──────────
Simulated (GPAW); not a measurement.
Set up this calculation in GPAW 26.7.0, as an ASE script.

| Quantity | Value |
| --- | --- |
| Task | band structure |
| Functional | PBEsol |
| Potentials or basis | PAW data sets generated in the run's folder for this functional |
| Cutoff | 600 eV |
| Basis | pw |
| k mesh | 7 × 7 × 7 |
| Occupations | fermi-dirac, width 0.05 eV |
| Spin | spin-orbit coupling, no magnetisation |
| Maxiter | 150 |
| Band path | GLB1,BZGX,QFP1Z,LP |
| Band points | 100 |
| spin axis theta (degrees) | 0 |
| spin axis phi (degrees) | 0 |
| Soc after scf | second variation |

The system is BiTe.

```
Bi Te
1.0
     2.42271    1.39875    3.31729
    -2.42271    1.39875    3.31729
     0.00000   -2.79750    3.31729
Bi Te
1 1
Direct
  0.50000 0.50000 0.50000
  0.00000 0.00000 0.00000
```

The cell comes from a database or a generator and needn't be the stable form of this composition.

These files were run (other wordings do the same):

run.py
──────────

Work instruction:
The answer is to be the complete listing, transcribed exactly.

Answer space:
Simulated (GPAW); not a measurement.
Set up this calculation in GPAW 26.7.0, as an ASE script.

| Quantity | Value |
| --- | --- |
| Task | band structure |
| Functional | PBEsol |
| Potentials or basis | PAW data sets generated in the run's folder for this functional |
| Cutoff | 600 eV |
| Basis | pw |
| k mesh | 7 × 7 × 7 |
| Occupations | fermi-dirac, width 0.05 eV |
| Spin | spin-orbit coupling, no magnetisation |
| Maxiter | 150 |
| Band path | GLB1,BZGX,QFP1Z,LP |
| Band points | 100 |
| spin axis theta (degrees) | 0 |
| spin axis phi (degrees) | 0 |
| Soc after scf | second variation |

The system is BiTe.

```
Bi Te
1.0
     2.42271    1.39875    3.31729
    -2.42271    1.39875    3.31729
     0.00000   -2.79750    3.31729
Bi Te
1 1
Direct
  0.50000 0.50000 0.50000
  0.00000 0.00000 0.00000
```

The cell comes from a database or a generator and needn't be the stable form of this composition.

These files were run (other wordings do the same):

run.py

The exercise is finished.